- Provided information
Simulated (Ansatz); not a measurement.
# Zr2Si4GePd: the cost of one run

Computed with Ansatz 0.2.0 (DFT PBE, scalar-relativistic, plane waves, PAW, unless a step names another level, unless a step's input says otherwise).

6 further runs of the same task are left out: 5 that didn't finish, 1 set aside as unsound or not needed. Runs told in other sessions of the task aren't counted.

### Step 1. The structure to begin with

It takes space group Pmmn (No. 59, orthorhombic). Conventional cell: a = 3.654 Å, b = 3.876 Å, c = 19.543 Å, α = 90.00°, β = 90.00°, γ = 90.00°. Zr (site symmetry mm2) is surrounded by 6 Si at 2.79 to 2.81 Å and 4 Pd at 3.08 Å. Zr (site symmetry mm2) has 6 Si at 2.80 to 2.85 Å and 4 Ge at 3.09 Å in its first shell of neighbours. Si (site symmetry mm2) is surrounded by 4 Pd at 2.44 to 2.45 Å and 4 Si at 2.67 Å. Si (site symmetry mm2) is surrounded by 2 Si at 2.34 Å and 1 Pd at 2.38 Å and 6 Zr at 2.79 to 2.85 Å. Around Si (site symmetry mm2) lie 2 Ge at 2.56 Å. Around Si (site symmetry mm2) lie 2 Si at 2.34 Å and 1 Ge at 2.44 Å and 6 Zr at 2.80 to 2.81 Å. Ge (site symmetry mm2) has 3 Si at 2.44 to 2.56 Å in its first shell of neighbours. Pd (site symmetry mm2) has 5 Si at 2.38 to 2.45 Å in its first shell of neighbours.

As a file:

- Work instruction
Reproduce, exactly and without additions, the run of lines from the start of the listing above to the line bearing "It takes space", inclusive.

- Written solution
Simulated (Ansatz); not a measurement.
# Zr2Si4GePd: the cost of one run

Computed with Ansatz 0.2.0 (DFT PBE, scalar-relativistic, plane waves, PAW, unless a step names another level, unless a step's input says otherwise).

6 further runs of the same task are left out: 5 that didn't finish, 1 set aside as unsound or not needed. Runs told in other sessions of the task aren't counted.

### Step 1. The structure to begin with

It takes space group Pmmn (No. 59, orthorhombic). Conventional cell: a = 3.654 Å, b = 3.876 Å, c = 19.543 Å, α = 90.00°, β = 90.00°, γ = 90.00°. Zr (site symmetry mm2) is surrounded by 6 Si at 2.79 to 2.81 Å and 4 Pd at 3.08 Å. Zr (site symmetry mm2) has 6 Si at 2.80 to 2.85 Å and 4 Ge at 3.09 Å in its first shell of neighbours. Si (site symmetry mm2) is surrounded by 4 Pd at 2.44 to 2.45 Å and 4 Si at 2.67 Å. Si (site symmetry mm2) is surrounded by 2 Si at 2.34 Å and 1 Pd at 2.38 Å and 6 Zr at 2.79 to 2.85 Å. Around Si (site symmetry mm2) lie 2 Ge at 2.56 Å. Around Si (site symmetry mm2) lie 2 Si at 2.34 Å and 1 Ge at 2.44 Å and 6 Zr at 2.80 to 2.81 Å. Ge (site symmetry mm2) has 3 Si at 2.44 to 2.56 Å in its first shell of neighbours. Pd (site symmetry mm2) has 5 Si at 2.38 to 2.45 Å in its first shell of neighbours.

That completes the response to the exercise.